-*-

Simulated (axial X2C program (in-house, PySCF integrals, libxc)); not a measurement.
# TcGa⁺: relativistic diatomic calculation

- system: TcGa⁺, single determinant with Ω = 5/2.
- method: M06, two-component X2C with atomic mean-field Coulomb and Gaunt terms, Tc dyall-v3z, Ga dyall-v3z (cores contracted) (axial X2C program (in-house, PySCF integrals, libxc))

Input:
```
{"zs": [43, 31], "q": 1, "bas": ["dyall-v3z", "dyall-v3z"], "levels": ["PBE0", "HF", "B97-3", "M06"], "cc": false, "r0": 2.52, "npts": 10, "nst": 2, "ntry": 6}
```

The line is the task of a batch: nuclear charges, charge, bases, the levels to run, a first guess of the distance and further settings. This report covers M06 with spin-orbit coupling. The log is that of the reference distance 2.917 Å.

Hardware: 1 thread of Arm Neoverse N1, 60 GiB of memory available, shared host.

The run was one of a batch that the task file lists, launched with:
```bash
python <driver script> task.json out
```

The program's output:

-*-

ACTIVITY: Repeat the records above exactly, leaving none out.

PROBLEM SOLUTION:
Simulated (axial X2C program (in-house, PySCF integrals, libxc)); not a measurement.
# TcGa⁺: relativistic diatomic calculation

- system: TcGa⁺, single determinant with Ω = 5/2.
- method: M06, two-component X2C with atomic mean-field Coulomb and Gaunt terms, Tc dyall-v3z, Ga dyall-v3z (cores contracted) (axial X2C program (in-house, PySCF integrals, libxc))

Input:
```
{"zs": [43, 31], "q": 1, "bas": ["dyall-v3z", "dyall-v3z"], "levels": ["PBE0", "HF", "B97-3", "M06"], "cc": false, "r0": 2.52, "npts": 10, "nst": 2, "ntry": 6}
```

The line is the task of a batch: nuclear charges, charge, bases, the levels to run, a first guess of the distance and further settings. This report covers M06 with spin-orbit coupling. The log is that of the reference distance 2.917 Å.

Hardware: 1 thread of Arm Neoverse N1, 60 GiB of memory available, shared host.

The run was one of a batch that the task file lists, launched with:
```bash
python <driver script> task.json out
```

The program's output:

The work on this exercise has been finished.